* **Brief**: Whatever appears in the listing, return all of it exactly.

++++

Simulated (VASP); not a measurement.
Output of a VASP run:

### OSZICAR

++++

* **Answer area**:
Simulated (VASP); not a measurement.
Output of a VASP run:

### OSZICAR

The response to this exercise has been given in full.